**ACTIVITY**:
Each line from the opening of the listing below through the line that contains "This run uses" is to be output exactly as written.

**RECORDS SHOWN**:
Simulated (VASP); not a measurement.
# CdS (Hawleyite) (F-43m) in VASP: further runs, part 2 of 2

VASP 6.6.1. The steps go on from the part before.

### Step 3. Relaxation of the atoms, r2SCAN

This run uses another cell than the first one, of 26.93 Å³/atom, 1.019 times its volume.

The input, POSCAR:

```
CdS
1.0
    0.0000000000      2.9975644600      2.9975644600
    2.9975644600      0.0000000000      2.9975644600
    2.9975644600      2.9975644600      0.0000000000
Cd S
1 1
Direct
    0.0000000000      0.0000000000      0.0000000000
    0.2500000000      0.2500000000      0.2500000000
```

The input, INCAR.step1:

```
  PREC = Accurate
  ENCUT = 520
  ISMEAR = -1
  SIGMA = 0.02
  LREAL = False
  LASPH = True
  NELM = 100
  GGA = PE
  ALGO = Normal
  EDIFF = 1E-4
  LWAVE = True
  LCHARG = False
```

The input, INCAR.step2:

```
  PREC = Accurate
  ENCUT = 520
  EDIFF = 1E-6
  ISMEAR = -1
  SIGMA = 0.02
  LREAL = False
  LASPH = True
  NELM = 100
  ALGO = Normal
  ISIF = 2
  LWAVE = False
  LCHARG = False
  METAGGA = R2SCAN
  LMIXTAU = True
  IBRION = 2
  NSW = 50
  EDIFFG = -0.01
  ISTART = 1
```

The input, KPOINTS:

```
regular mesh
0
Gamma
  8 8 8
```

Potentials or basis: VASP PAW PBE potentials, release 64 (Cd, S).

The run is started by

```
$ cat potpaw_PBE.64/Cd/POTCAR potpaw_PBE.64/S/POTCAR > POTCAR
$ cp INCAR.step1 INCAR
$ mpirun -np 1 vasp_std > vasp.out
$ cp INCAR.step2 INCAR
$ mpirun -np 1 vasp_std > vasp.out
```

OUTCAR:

**ANSWER BOX**:
Simulated (VASP); not a measurement.
# CdS (Hawleyite) (F-43m) in VASP: further runs, part 2 of 2

VASP 6.6.1. The steps go on from the part before.

### Step 3. Relaxation of the atoms, r2SCAN

This run uses another cell than the first one, of 26.93 Å³/atom, 1.019 times its volume.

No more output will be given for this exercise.